PROVIDED RECORDS below:

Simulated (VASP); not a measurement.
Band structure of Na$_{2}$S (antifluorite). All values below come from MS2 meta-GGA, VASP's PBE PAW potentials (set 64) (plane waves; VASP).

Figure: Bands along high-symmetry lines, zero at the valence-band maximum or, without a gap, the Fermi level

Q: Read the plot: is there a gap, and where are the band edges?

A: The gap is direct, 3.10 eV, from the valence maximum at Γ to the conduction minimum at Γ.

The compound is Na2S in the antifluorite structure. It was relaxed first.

End of PROVIDED RECORDS.

## WORK ITEM
Everything from the first line of the records through the line containing "A: The gap is" is to be set down exactly, while later lines are left out.

## SOLUTION
Simulated (VASP); not a measurement.
Band structure of Na$_{2}$S (antifluorite). All values below come from MS2 meta-GGA, VASP's PBE PAW potentials (set 64) (plane waves; VASP).

Figure: Bands along high-symmetry lines, zero at the valence-band maximum or, without a gap, the Fermi level

Q: Read the plot: is there a gap, and where are the band edges?

A: The gap is direct, 3.10 eV, from the valence maximum at Γ to the conduction minimum at Γ.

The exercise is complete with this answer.